**TASK ITEM**. With the line that contains "The structure is" as the final line, return every line from the start of the data below exactly.

**SUPPLIED MATERIAL**.
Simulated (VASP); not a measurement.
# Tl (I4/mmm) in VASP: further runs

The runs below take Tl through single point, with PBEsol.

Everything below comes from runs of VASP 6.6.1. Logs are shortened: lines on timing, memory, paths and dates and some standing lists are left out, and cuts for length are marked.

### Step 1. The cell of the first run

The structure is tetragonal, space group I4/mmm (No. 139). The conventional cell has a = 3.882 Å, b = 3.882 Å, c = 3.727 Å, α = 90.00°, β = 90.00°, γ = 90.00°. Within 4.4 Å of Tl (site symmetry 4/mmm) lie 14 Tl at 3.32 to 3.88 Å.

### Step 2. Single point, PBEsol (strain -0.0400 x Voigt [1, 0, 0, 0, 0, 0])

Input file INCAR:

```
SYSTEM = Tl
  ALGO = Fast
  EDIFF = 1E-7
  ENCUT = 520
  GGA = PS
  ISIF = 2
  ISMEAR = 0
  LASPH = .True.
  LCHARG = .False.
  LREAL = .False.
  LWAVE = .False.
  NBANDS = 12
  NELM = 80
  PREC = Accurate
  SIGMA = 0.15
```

**WRITTEN RESPONSE**.
Simulated (VASP); not a measurement.
# Tl (I4/mmm) in VASP: further runs

The runs below take Tl through single point, with PBEsol.

Everything below comes from runs of VASP 6.6.1. Logs are shortened: lines on timing, memory, paths and dates and some standing lists are left out, and cuts for length are marked.

### Step 1. The cell of the first run

The structure is tetragonal, space group I4/mmm (No. 139). The conventional cell has a = 3.882 Å, b = 3.882 Å, c = 3.727 Å, α = 90.00°, β = 90.00°, γ = 90.00°. Within 4.4 Å of Tl (site symmetry 4/mmm) lie 14 Tl at 3.32 to 3.88 Å.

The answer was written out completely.